:: Information provided
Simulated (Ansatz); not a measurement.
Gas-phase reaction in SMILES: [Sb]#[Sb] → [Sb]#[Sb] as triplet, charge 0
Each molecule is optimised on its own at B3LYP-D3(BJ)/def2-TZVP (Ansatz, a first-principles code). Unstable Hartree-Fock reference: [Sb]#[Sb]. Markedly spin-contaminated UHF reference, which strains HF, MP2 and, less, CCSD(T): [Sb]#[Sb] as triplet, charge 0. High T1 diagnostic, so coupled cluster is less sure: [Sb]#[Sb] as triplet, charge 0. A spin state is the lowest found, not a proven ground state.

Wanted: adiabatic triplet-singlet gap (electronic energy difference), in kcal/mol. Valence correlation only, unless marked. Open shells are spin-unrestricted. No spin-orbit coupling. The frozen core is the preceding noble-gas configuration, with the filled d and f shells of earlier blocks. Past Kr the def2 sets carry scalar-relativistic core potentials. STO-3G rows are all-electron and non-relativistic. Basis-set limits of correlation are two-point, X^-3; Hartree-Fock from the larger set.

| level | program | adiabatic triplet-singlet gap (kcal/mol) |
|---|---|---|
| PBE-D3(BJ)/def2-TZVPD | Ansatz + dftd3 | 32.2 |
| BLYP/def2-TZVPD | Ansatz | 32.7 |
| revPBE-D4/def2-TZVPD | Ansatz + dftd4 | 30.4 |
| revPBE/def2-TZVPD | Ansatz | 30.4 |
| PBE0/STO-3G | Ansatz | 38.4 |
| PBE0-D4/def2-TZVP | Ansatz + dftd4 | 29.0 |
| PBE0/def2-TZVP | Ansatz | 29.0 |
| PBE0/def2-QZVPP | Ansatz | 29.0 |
::::

Exercise:
The reply should consist of the records, reproduced exactly.

Exercise result:
Simulated (Ansatz); not a measurement.
Gas-phase reaction in SMILES: [Sb]#[Sb] → [Sb]#[Sb] as triplet, charge 0
Each molecule is optimised on its own at B3LYP-D3(BJ)/def2-TZVP (Ansatz, a first-principles code). Unstable Hartree-Fock reference: [Sb]#[Sb]. Markedly spin-contaminated UHF reference, which strains HF, MP2 and, less, CCSD(T): [Sb]#[Sb] as triplet, charge 0. High T1 diagnostic, so coupled cluster is less sure: [Sb]#[Sb] as triplet, charge 0. A spin state is the lowest found, not a proven ground state.

Wanted: adiabatic triplet-singlet gap (electronic energy difference), in kcal/mol. Valence correlation only, unless marked. Open shells are spin-unrestricted. No spin-orbit coupling. The frozen core is the preceding noble-gas configuration, with the filled d and f shells of earlier blocks. Past Kr the def2 sets carry scalar-relativistic core potentials. STO-3G rows are all-electron and non-relativistic. Basis-set limits of correlation are two-point, X^-3; Hartree-Fock from the larger set.

| level | program | adiabatic triplet-singlet gap (kcal/mol) |
|---|---|---|
| PBE-D3(BJ)/def2-TZVPD | Ansatz + dftd3 | 32.2 |
| BLYP/def2-TZVPD | Ansatz | 32.7 |
| revPBE-D4/def2-TZVPD | Ansatz + dftd4 | 30.4 |
| revPBE/def2-TZVPD | Ansatz | 30.4 |
| PBE0/STO-3G | Ansatz | 38.4 |
| PBE0-D4/def2-TZVP | Ansatz + dftd4 | 29.0 |
| PBE0/def2-TZVP | Ansatz | 29.0 |
| PBE0/def2-QZVPP | Ansatz | 29.0 |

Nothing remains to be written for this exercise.